Required action:
The line containing "Cell and atoms are relaxed at each pressure." marks the end: output every line of the data up to it, and that line too, exactly as written.

Supplied information:
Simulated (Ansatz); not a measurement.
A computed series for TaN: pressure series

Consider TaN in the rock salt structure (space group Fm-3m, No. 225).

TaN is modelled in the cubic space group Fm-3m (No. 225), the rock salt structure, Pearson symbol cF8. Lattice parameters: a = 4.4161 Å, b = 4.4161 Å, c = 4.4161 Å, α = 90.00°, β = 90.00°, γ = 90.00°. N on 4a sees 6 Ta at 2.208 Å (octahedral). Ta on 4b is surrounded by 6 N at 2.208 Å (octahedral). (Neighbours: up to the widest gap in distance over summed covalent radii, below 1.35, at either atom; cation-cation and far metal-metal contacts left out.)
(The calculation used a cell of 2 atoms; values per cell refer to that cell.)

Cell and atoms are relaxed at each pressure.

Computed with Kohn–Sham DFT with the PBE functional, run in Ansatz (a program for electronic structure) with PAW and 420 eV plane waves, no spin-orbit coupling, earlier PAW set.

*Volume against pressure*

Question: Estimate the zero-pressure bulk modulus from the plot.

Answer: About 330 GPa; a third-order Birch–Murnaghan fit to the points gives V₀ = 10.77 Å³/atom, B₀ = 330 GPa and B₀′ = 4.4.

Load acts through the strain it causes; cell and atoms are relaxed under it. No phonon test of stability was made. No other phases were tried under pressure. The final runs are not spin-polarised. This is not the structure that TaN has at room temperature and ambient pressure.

Exercise result:
Simulated (Ansatz); not a measurement.
A computed series for TaN: pressure series

Consider TaN in the rock salt structure (space group Fm-3m, No. 225).

TaN is modelled in the cubic space group Fm-3m (No. 225), the rock salt structure, Pearson symbol cF8. Lattice parameters: a = 4.4161 Å, b = 4.4161 Å, c = 4.4161 Å, α = 90.00°, β = 90.00°, γ = 90.00°. N on 4a sees 6 Ta at 2.208 Å (octahedral). Ta on 4b is surrounded by 6 N at 2.208 Å (octahedral). (Neighbours: up to the widest gap in distance over summed covalent radii, below 1.35, at either atom; cation-cation and far metal-metal contacts left out.)
(The calculation used a cell of 2 atoms; values per cell refer to that cell.)

Cell and atoms are relaxed at each pressure.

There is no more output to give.